>>>

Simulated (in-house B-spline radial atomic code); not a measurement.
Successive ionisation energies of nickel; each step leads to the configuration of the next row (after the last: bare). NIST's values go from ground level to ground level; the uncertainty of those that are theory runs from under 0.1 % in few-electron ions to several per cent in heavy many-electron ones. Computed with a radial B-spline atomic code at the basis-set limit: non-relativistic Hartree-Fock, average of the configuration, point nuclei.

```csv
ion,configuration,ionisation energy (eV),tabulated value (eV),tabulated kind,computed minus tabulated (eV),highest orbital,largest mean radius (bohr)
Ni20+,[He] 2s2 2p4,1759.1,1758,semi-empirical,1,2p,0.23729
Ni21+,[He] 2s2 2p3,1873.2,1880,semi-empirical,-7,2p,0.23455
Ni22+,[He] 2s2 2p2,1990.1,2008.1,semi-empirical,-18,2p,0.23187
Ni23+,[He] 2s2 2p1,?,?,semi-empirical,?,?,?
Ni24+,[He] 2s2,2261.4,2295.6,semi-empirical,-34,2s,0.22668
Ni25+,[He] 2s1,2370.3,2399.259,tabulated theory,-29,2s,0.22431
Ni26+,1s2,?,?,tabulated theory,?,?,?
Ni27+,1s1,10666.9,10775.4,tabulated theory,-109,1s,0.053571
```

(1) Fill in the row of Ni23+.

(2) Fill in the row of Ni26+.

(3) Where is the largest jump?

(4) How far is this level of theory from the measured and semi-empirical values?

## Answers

<<<

REQUIRED ACTION:
What is needed is a faithful transcription of every entry.

TASK SOLUTION:
Simulated (in-house B-spline radial atomic code); not a measurement.
Successive ionisation energies of nickel; each step leads to the configuration of the next row (after the last: bare). NIST's values go from ground level to ground level; the uncertainty of those that are theory runs from under 0.1 % in few-electron ions to several per cent in heavy many-electron ones. Computed with a radial B-spline atomic code at the basis-set limit: non-relativistic Hartree-Fock, average of the configuration, point nuclei.

```csv
ion,configuration,ionisation energy (eV),tabulated value (eV),tabulated kind,computed minus tabulated (eV),highest orbital,largest mean radius (bohr)
Ni20+,[He] 2s2 2p4,1759.1,1758,semi-empirical,1,2p,0.23729
Ni21+,[He] 2s2 2p3,1873.2,1880,semi-empirical,-7,2p,0.23455
Ni22+,[He] 2s2 2p2,1990.1,2008.1,semi-empirical,-18,2p,0.23187
Ni23+,[He] 2s2 2p1,?,?,semi-empirical,?,?,?
Ni24+,[He] 2s2,2261.4,2295.6,semi-empirical,-34,2s,0.22668
Ni25+,[He] 2s1,2370.3,2399.259,tabulated theory,-29,2s,0.22431
Ni26+,1s2,?,?,tabulated theory,?,?,?
Ni27+,1s1,10666.9,10775.4,tabulated theory,-109,1s,0.053571
```

(1) Fill in the row of Ni23+.

(2) Fill in the row of Ni26+.

(3) Where is the largest jump?

(4) How far is this level of theory from the measured and semi-empirical values?

## Answers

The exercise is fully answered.